### WORK ITEM
Reproduce only the stretch of entries below that begins at the first line and ends at the line holding "Atoms are numbered".

### SOURCE INFORMATION
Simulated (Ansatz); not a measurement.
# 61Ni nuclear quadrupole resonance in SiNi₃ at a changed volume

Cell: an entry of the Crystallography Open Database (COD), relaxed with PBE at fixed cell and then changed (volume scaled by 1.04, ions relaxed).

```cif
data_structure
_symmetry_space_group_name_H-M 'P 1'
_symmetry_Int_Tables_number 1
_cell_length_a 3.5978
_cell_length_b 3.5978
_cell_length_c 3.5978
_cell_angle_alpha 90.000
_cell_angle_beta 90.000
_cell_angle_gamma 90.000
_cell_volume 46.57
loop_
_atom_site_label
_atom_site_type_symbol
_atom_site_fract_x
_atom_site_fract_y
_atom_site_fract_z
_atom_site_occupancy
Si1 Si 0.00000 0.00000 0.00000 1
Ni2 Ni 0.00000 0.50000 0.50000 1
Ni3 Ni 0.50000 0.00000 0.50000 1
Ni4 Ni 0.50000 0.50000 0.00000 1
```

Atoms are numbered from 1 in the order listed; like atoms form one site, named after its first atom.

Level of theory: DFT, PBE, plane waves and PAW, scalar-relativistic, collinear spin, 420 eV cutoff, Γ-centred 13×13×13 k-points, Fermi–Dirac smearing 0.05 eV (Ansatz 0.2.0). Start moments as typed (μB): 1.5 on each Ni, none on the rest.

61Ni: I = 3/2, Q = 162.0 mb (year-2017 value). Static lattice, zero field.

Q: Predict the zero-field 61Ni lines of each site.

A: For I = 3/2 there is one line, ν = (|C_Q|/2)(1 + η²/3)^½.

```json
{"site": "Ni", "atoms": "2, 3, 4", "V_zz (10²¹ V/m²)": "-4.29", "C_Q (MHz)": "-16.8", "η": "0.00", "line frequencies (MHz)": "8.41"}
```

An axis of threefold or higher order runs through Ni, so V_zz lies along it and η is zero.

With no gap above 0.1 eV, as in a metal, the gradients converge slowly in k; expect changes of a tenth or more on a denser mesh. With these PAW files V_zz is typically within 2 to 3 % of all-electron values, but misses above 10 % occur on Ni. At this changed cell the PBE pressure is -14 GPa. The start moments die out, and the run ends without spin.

### ANSWER BOX
Simulated (Ansatz); not a measurement.
# 61Ni nuclear quadrupole resonance in SiNi₃ at a changed volume

Cell: an entry of the Crystallography Open Database (COD), relaxed with PBE at fixed cell and then changed (volume scaled by 1.04, ions relaxed).

```cif
data_structure
_symmetry_space_group_name_H-M 'P 1'
_symmetry_Int_Tables_number 1
_cell_length_a 3.5978
_cell_length_b 3.5978
_cell_length_c 3.5978
_cell_angle_alpha 90.000
_cell_angle_beta 90.000
_cell_angle_gamma 90.000
_cell_volume 46.57
loop_
_atom_site_label
_atom_site_type_symbol
_atom_site_fract_x
_atom_site_fract_y
_atom_site_fract_z
_atom_site_occupancy
Si1 Si 0.00000 0.00000 0.00000 1
Ni2 Ni 0.00000 0.50000 0.50000 1
Ni3 Ni 0.50000 0.00000 0.50000 1
Ni4 Ni 0.50000 0.50000 0.00000 1
```

Atoms are numbered from 1 in the order listed; like atoms form one site, named after its first atom.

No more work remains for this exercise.